▶ _Work order_
Write out again each line of the material below, unchanged, from the first one to the line that holds "Weights are projections".

▶ _Records provided_
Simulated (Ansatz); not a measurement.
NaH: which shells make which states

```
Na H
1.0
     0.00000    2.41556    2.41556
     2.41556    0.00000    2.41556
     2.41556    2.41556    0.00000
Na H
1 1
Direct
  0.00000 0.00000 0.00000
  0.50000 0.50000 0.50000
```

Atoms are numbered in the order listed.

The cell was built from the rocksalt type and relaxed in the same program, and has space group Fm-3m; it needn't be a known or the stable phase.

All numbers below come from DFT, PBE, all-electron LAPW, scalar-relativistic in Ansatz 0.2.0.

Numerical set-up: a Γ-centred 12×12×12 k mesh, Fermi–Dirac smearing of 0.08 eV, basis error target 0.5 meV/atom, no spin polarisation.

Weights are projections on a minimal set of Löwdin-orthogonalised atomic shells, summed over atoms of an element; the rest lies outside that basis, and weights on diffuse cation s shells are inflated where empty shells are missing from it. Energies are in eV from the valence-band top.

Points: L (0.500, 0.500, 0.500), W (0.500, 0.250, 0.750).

▶ _Expected answer_
Simulated (Ansatz); not a measurement.
NaH: which shells make which states

```
Na H
1.0
     0.00000    2.41556    2.41556
     2.41556    0.00000    2.41556
     2.41556    2.41556    0.00000
Na H
1 1
Direct
  0.00000 0.00000 0.00000
  0.50000 0.50000 0.50000
```

Atoms are numbered in the order listed.

The cell was built from the rocksalt type and relaxed in the same program, and has space group Fm-3m; it needn't be a known or the stable phase.

All numbers below come from DFT, PBE, all-electron LAPW, scalar-relativistic in Ansatz 0.2.0.

Numerical set-up: a Γ-centred 12×12×12 k mesh, Fermi–Dirac smearing of 0.08 eV, basis error target 0.5 meV/atom, no spin polarisation.

Weights are projections on a minimal set of Löwdin-orthogonalised atomic shells, summed over atoms of an element; the rest lies outside that basis, and weights on diffuse cation s shells are inflated where empty shells are missing from it. Energies are in eV from the valence-band top.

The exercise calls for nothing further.